Record extracts:
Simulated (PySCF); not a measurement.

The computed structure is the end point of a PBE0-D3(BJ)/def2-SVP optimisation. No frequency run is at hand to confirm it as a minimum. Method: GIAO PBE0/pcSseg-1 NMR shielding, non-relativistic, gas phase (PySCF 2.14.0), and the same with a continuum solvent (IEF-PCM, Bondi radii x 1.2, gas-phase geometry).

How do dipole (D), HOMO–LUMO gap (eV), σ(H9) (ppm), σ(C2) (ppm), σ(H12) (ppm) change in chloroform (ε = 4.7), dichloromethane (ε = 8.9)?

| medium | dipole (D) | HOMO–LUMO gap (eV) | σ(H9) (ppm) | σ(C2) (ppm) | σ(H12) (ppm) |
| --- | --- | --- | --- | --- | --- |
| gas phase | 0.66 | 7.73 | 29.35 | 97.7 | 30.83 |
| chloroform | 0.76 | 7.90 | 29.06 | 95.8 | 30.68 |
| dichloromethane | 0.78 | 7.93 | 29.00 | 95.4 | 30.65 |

Work order: Taking the line with "σ(H12) (ppm) |" as the first and the line with "95.8 | 30.68 |" as the last, retype that stretch of the data above exactly, with no other lines.

Task answer:
| medium | dipole (D) | HOMO–LUMO gap (eV) | σ(H9) (ppm) | σ(C2) (ppm) | σ(H12) (ppm) |
| --- | --- | --- | --- | --- | --- |
| gas phase | 0.66 | 7.73 | 29.35 | 97.7 | 30.83 |
| chloroform | 0.76 | 7.90 | 29.06 | 95.8 | 30.68 |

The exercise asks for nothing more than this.